Data for review =
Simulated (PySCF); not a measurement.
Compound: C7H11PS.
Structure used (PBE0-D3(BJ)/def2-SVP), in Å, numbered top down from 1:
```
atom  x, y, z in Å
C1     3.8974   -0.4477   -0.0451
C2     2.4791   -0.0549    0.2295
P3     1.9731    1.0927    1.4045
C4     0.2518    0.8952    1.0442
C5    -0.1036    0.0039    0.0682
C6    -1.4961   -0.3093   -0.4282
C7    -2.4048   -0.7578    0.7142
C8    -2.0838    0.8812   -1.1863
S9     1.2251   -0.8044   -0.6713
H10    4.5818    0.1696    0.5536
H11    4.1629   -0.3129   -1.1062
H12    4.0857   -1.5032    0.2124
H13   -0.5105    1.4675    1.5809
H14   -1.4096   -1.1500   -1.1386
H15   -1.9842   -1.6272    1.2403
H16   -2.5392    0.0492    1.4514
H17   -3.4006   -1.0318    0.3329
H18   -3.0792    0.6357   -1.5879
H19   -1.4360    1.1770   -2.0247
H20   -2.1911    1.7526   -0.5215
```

Exercise = Each line of the data is to be restated exactly.

Your response =
Simulated (PySCF); not a measurement.
Compound: C7H11PS.
Structure used (PBE0-D3(BJ)/def2-SVP), in Å, numbered top down from 1:
```
atom  x, y, z in Å
C1     3.8974   -0.4477   -0.0451
C2     2.4791   -0.0549    0.2295
P3     1.9731    1.0927    1.4045
C4     0.2518    0.8952    1.0442
C5    -0.1036    0.0039    0.0682
C6    -1.4961   -0.3093   -0.4282
C7    -2.4048   -0.7578    0.7142
C8    -2.0838    0.8812   -1.1863
S9     1.2251   -0.8044   -0.6713
H10    4.5818    0.1696    0.5536
H11    4.1629   -0.3129   -1.1062
H12    4.0857   -1.5032    0.2124
H13   -0.5105    1.4675    1.5809
H14   -1.4096   -1.1500   -1.1386
H15   -1.9842   -1.6272    1.2403
H16   -2.5392    0.0492    1.4514
H17   -3.4006   -1.0318    0.3329
H18   -3.0792    0.6357   -1.5879
H19   -1.4360    1.1770   -2.0247
H20   -2.1911    1.7526   -0.5215
```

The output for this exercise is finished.